**SUPPLIED DATA:**
....................
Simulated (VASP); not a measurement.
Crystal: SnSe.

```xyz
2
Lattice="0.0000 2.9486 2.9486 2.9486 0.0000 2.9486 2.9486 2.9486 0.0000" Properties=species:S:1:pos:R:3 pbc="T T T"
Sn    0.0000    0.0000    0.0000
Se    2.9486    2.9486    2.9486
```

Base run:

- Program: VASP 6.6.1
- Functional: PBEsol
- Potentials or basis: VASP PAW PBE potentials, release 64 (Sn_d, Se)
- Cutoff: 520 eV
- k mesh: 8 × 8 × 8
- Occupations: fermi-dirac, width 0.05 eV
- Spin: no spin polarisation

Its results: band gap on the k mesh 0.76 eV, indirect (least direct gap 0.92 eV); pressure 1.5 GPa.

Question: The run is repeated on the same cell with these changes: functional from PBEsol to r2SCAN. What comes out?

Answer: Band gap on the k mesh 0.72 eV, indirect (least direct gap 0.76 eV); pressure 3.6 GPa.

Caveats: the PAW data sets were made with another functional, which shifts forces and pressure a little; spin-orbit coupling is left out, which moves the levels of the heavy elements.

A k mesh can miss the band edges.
....................

**ACTION ITEM:**
The answer is the run of lines above from the line containing "- Potentials or" through the line containing "Answer: Band gap", copied exactly and alone.

**YOUR SOLUTION:**
- Potentials or basis: VASP PAW PBE potentials, release 64 (Sn_d, Se)
- Cutoff: 520 eV
- k mesh: 8 × 8 × 8
- Occupations: fermi-dirac, width 0.05 eV
- Spin: no spin polarisation

Its results: band gap on the k mesh 0.76 eV, indirect (least direct gap 0.92 eV); pressure 1.5 GPa.

Question: The run is repeated on the same cell with these changes: functional from PBEsol to r2SCAN. What comes out?

Answer: Band gap on the k mesh 0.72 eV, indirect (least direct gap 0.76 eV); pressure 3.6 GPa.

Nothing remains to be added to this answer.